> **Data for analysis**:
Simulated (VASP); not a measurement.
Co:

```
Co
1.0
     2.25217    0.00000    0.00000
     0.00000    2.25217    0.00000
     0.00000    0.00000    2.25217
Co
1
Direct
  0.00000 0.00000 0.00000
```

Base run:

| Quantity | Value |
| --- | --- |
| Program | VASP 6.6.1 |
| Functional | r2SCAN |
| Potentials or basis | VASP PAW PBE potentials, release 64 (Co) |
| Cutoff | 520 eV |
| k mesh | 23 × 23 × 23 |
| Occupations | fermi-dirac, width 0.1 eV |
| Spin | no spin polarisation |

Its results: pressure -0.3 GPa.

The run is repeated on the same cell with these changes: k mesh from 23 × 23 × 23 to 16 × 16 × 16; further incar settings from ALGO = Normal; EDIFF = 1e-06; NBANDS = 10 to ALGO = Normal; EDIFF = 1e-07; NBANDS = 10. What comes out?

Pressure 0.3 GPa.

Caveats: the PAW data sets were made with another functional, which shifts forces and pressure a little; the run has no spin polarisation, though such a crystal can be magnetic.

> **Work request**: Lines from the top of the entries through the line with "Pressure 0.3 GPa." are to be transcribed exactly, and nothing more.

> **Response box**:
Simulated (VASP); not a measurement.
Co:

```
Co
1.0
     2.25217    0.00000    0.00000
     0.00000    2.25217    0.00000
     0.00000    0.00000    2.25217
Co
1
Direct
  0.00000 0.00000 0.00000
```

Base run:

| Quantity | Value |
| --- | --- |
| Program | VASP 6.6.1 |
| Functional | r2SCAN |
| Potentials or basis | VASP PAW PBE potentials, release 64 (Co) |
| Cutoff | 520 eV |
| k mesh | 23 × 23 × 23 |
| Occupations | fermi-dirac, width 0.1 eV |
| Spin | no spin polarisation |

Its results: pressure -0.3 GPa.

The run is repeated on the same cell with these changes: k mesh from 23 × 23 × 23 to 16 × 16 × 16; further incar settings from ALGO = Normal; EDIFF = 1e-06; NBANDS = 10 to ALGO = Normal; EDIFF = 1e-07; NBANDS = 10. What comes out?

Pressure 0.3 GPa.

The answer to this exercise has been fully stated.